**DATASET EXCERPTS**
==============================

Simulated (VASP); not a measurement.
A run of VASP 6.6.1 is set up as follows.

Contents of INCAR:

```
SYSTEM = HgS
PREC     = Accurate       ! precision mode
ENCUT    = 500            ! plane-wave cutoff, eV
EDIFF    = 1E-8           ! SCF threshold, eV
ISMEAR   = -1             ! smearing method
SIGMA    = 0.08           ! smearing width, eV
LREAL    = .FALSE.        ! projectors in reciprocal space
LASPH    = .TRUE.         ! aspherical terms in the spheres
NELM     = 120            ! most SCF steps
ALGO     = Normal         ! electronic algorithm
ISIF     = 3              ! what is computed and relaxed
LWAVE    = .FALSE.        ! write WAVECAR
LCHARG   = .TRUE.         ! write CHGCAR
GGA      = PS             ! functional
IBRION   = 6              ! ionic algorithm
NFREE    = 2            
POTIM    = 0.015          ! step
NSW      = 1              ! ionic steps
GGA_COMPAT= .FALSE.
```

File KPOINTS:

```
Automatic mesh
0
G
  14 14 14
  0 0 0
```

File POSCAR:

==============================

**ACTIVITY**
Write the records out once more. Each line must match.

**EXERCISE ANSWER**
Simulated (VASP); not a measurement.
A run of VASP 6.6.1 is set up as follows.

Contents of INCAR:

```
SYSTEM = HgS
PREC     = Accurate       ! precision mode
ENCUT    = 500            ! plane-wave cutoff, eV
EDIFF    = 1E-8           ! SCF threshold, eV
ISMEAR   = -1             ! smearing method
SIGMA    = 0.08           ! smearing width, eV
LREAL    = .FALSE.        ! projectors in reciprocal space
LASPH    = .TRUE.         ! aspherical terms in the spheres
NELM     = 120            ! most SCF steps
ALGO     = Normal         ! electronic algorithm
ISIF     = 3              ! what is computed and relaxed
LWAVE    = .FALSE.        ! write WAVECAR
LCHARG   = .TRUE.         ! write CHGCAR
GGA      = PS             ! functional
IBRION   = 6              ! ionic algorithm
NFREE    = 2            
POTIM    = 0.015          ! step
NSW      = 1              ! ionic steps
GGA_COMPAT= .FALSE.
```

File KPOINTS:

```
Automatic mesh
0
G
  14 14 14
  0 0 0
```

File POSCAR:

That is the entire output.